» Brief: Write each line again exactly as it is, from the opening line of the records below through the one containing "Unstrained: PBE gives", and add nothing.

◆ ◆ ◆ ◆ ◆
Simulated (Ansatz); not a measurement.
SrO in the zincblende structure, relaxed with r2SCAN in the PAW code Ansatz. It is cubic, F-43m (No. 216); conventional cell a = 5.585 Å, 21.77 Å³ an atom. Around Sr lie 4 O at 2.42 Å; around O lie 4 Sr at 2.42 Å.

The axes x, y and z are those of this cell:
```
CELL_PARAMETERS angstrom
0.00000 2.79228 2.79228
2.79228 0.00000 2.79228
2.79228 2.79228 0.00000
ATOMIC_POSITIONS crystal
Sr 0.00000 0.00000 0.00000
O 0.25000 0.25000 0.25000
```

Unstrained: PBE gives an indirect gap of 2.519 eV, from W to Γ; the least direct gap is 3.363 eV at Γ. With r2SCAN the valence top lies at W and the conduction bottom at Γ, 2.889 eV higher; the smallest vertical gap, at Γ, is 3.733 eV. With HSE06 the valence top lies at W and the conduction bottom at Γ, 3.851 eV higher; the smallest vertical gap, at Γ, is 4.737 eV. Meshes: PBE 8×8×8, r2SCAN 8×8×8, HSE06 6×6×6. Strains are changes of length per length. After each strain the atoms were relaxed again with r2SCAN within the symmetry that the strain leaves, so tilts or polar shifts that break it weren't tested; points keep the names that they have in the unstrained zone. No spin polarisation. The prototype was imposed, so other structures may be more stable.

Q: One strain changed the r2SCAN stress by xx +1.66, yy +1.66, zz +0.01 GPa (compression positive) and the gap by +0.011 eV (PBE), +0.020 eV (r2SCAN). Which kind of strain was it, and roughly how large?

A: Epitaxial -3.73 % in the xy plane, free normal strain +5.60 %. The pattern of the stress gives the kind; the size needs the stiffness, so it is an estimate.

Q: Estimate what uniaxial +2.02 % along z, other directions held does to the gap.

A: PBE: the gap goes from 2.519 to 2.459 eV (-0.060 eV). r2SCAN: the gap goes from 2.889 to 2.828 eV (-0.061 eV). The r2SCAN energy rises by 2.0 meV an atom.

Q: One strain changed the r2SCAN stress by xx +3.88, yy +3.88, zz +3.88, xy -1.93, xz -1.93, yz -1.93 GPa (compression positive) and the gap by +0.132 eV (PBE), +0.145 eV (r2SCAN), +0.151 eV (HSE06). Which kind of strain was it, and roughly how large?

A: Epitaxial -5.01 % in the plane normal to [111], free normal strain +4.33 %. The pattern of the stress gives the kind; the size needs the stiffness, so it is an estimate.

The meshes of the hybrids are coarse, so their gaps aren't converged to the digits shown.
◆ ◆ ◆ ◆ ◆

» Response area:
Simulated (Ansatz); not a measurement.
SrO in the zincblende structure, relaxed with r2SCAN in the PAW code Ansatz. It is cubic, F-43m (No. 216); conventional cell a = 5.585 Å, 21.77 Å³ an atom. Around Sr lie 4 O at 2.42 Å; around O lie 4 Sr at 2.42 Å.

The axes x, y and z are those of this cell:
```
CELL_PARAMETERS angstrom
0.00000 2.79228 2.79228
2.79228 0.00000 2.79228
2.79228 2.79228 0.00000
ATOMIC_POSITIONS crystal
Sr 0.00000 0.00000 0.00000
O 0.25000 0.25000 0.25000
```

Unstrained: PBE gives an indirect gap of 2.519 eV, from W to Γ; the least direct gap is 3.363 eV at Γ. With r2SCAN the valence top lies at W and the conduction bottom at Γ, 2.889 eV higher; the smallest vertical gap, at Γ, is 3.733 eV. With HSE06 the valence top lies at W and the conduction bottom at Γ, 3.851 eV higher; the smallest vertical gap, at Γ, is 4.737 eV. Meshes: PBE 8×8×8, r2SCAN 8×8×8, HSE06 6×6×6. Strains are changes of length per length. After each strain the atoms were relaxed again with r2SCAN within the symmetry that the strain leaves, so tilts or polar shifts that break it weren't tested; points keep the names that they have in the unstrained zone. No spin polarisation. The prototype was imposed, so other structures may be more stable.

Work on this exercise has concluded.